▸ **Exercise**
Your response needs to be the data below, retyped exactly.

──────── Supplied data

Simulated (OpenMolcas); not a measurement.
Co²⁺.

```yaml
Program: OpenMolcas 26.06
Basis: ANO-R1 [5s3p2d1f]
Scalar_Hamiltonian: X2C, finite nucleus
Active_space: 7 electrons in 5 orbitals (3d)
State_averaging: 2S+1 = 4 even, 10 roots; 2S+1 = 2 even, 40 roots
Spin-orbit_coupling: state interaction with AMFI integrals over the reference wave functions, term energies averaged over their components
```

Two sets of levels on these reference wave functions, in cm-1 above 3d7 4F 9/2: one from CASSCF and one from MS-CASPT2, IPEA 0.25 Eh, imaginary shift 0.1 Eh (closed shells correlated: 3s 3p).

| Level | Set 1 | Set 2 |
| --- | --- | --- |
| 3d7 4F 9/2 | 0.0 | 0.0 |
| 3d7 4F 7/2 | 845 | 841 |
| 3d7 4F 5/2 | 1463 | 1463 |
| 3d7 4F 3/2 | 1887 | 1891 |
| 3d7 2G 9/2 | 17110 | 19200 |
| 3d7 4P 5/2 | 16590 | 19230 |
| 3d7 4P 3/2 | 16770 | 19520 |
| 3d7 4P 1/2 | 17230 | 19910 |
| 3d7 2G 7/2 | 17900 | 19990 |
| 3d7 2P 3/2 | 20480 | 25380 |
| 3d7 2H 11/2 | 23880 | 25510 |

────────────────

▸ **Exercise result**
Simulated (OpenMolcas); not a measurement.
Co²⁺.

```yaml
Program: OpenMolcas 26.06
Basis: ANO-R1 [5s3p2d1f]
Scalar_Hamiltonian: X2C, finite nucleus
Active_space: 7 electrons in 5 orbitals (3d)
State_averaging: 2S+1 = 4 even, 10 roots; 2S+1 = 2 even, 40 roots
Spin-orbit_coupling: state interaction with AMFI integrals over the reference wave functions, term energies averaged over their components
```

Two sets of levels on these reference wave functions, in cm-1 above 3d7 4F 9/2: one from CASSCF and one from MS-CASPT2, IPEA 0.25 Eh, imaginary shift 0.1 Eh (closed shells correlated: 3s 3p).

| Level | Set 1 | Set 2 |
| --- | --- | --- |
| 3d7 4F 9/2 | 0.0 | 0.0 |
| 3d7 4F 7/2 | 845 | 841 |
| 3d7 4F 5/2 | 1463 | 1463 |
| 3d7 4F 3/2 | 1887 | 1891 |
| 3d7 2G 9/2 | 17110 | 19200 |
| 3d7 4P 5/2 | 16590 | 19230 |
| 3d7 4P 3/2 | 16770 | 19520 |
| 3d7 4P 1/2 | 17230 | 19910 |
| 3d7 2G 7/2 | 17900 | 19990 |
| 3d7 2P 3/2 | 20480 | 25380 |
| 3d7 2H 11/2 | 23880 | 25510 |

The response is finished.